··· SUPPLIED INFORMATION
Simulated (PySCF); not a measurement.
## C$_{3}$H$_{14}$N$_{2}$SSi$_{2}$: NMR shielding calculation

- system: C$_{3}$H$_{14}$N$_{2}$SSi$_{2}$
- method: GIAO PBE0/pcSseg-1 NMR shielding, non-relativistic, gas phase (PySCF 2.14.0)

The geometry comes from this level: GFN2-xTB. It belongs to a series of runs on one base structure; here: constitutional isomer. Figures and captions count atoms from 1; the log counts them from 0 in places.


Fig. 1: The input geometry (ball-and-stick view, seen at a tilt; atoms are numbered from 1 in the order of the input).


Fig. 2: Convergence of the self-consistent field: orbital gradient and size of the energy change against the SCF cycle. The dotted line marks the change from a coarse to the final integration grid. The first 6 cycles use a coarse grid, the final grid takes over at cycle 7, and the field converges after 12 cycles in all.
······

■ **ACTIVITY**: Give all of the entries again, exactly.

■ **REPLY**:
Simulated (PySCF); not a measurement.
## C$_{3}$H$_{14}$N$_{2}$SSi$_{2}$: NMR shielding calculation

- system: C$_{3}$H$_{14}$N$_{2}$SSi$_{2}$
- method: GIAO PBE0/pcSseg-1 NMR shielding, non-relativistic, gas phase (PySCF 2.14.0)

The geometry comes from this level: GFN2-xTB. It belongs to a series of runs on one base structure; here: constitutional isomer. Figures and captions count atoms from 1; the log counts them from 0 in places.


Fig. 1: The input geometry (ball-and-stick view, seen at a tilt; atoms are numbered from 1 in the order of the input).


Fig. 2: Convergence of the self-consistent field: orbital gradient and size of the energy change against the SCF cycle. The dotted line marks the change from a coarse to the final integration grid. The first 6 cycles use a coarse grid, the final grid takes over at cycle 7, and the field converges after 12 cycles in all.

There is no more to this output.